> _ACTIVITY_
Please reproduce verbatim the lines below, from the first through the one with "Task: Which orbitals".

[GIVEN ENTRIES Boundary: Start]

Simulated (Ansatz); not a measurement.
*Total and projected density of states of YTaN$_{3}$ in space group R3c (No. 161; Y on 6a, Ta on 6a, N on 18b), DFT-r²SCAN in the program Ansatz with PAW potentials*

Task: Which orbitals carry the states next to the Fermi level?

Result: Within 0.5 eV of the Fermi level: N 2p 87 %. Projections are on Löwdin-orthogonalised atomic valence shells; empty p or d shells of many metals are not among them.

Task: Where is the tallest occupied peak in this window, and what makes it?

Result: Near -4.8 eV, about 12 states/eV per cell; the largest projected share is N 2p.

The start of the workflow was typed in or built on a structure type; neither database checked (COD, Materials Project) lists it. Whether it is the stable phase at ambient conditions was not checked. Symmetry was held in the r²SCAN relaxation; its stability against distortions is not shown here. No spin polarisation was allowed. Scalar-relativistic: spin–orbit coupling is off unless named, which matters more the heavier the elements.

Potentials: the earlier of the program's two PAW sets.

[GIVEN ENTRIES Boundary: End]

> _WRITTEN SOLUTION_
Simulated (Ansatz); not a measurement.
*Total and projected density of states of YTaN$_{3}$ in space group R3c (No. 161; Y on 6a, Ta on 6a, N on 18b), DFT-r²SCAN in the program Ansatz with PAW potentials*

Task: Which orbitals carry the states next to the Fermi level?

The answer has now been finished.